▶ MATERIAL PROVIDED
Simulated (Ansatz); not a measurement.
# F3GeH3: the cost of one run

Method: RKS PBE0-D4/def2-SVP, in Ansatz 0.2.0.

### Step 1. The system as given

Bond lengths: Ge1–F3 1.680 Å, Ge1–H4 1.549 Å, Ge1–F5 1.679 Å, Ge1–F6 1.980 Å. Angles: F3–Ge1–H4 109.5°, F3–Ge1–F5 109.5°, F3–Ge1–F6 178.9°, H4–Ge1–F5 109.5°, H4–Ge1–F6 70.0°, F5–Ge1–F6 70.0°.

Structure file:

▶ ACTION ITEM
Using the listing above, reproduce each line without omission.

▶ EXPECTED ANSWER
Simulated (Ansatz); not a measurement.
# F3GeH3: the cost of one run

Method: RKS PBE0-D4/def2-SVP, in Ansatz 0.2.0.

### Step 1. The system as given

Bond lengths: Ge1–F3 1.680 Å, Ge1–H4 1.549 Å, Ge1–F5 1.679 Å, Ge1–F6 1.980 Å. Angles: F3–Ge1–H4 109.5°, F3–Ge1–F5 109.5°, F3–Ge1–F6 178.9°, H4–Ge1–F5 109.5°, H4–Ge1–F6 70.0°, F5–Ge1–F6 70.0°.

Structure file:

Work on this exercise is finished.